### BRIEF
Please restate, exactly as written, the lines running from the beginning of the material through the line that has "What does the change do to HOMO and LUMO?" in it.

### INFORMATION SHOWN
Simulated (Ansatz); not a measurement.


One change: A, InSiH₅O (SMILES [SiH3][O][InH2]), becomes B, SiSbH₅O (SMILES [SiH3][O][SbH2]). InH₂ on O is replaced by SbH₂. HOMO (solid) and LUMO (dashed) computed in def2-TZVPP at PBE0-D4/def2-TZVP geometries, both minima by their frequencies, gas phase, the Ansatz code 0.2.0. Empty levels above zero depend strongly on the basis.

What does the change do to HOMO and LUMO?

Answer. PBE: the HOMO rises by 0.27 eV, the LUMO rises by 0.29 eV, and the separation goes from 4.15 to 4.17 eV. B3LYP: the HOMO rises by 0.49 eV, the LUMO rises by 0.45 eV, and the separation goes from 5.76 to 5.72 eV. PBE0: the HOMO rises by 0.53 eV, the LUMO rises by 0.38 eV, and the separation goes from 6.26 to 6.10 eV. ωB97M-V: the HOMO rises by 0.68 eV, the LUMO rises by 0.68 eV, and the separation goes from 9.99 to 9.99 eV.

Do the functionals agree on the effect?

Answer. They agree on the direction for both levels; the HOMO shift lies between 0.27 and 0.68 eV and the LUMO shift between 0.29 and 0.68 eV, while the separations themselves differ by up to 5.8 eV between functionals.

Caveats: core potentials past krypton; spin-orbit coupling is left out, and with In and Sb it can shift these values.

### ANSWER BOX
Simulated (Ansatz); not a measurement.


One change: A, InSiH₅O (SMILES [SiH3][O][InH2]), becomes B, SiSbH₅O (SMILES [SiH3][O][SbH2]). InH₂ on O is replaced by SbH₂. HOMO (solid) and LUMO (dashed) computed in def2-TZVPP at PBE0-D4/def2-TZVP geometries, both minima by their frequencies, gas phase, the Ansatz code 0.2.0. Empty levels above zero depend strongly on the basis.

What does the change do to HOMO and LUMO?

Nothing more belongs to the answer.